## Given data
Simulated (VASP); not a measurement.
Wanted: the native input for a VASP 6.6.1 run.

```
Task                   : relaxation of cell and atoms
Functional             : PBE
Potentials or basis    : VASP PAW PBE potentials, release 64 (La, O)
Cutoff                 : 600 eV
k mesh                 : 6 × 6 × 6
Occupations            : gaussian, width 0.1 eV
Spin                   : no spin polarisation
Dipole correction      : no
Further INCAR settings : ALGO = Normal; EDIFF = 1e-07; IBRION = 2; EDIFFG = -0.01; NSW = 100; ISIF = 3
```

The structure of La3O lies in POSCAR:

## Activity
Each entry above, in full, should be output exactly as it reads.

## Answer space
Simulated (VASP); not a measurement.
Wanted: the native input for a VASP 6.6.1 run.

```
Task                   : relaxation of cell and atoms
Functional             : PBE
Potentials or basis    : VASP PAW PBE potentials, release 64 (La, O)
Cutoff                 : 600 eV
k mesh                 : 6 × 6 × 6
Occupations            : gaussian, width 0.1 eV
Spin                   : no spin polarisation
Dipole correction      : no
Further INCAR settings : ALGO = Normal; EDIFF = 1e-07; IBRION = 2; EDIFFG = -0.01; NSW = 100; ISIF = 3
```

The structure of La3O lies in POSCAR:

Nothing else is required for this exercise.